**Extracted data:**
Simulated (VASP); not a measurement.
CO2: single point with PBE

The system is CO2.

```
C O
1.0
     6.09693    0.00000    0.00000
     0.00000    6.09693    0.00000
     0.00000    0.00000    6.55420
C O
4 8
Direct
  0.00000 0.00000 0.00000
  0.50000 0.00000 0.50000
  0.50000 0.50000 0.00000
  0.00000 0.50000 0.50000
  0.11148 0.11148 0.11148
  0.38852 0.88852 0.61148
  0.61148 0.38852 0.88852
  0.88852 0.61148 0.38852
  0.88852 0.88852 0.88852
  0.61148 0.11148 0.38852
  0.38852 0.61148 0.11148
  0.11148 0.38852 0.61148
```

**Work order:**
Start to finish, copy the material out exactly.

**Task result:**
Simulated (VASP); not a measurement.
CO2: single point with PBE

The system is CO2.

```
C O
1.0
     6.09693    0.00000    0.00000
     0.00000    6.09693    0.00000
     0.00000    0.00000    6.55420
C O
4 8
Direct
  0.00000 0.00000 0.00000
  0.50000 0.00000 0.50000
  0.50000 0.50000 0.00000
  0.00000 0.50000 0.50000
  0.11148 0.11148 0.11148
  0.38852 0.88852 0.61148
  0.61148 0.38852 0.88852
  0.88852 0.61148 0.38852
  0.88852 0.88852 0.88852
  0.61148 0.11148 0.38852
  0.38852 0.61148 0.11148
  0.11148 0.38852 0.61148
```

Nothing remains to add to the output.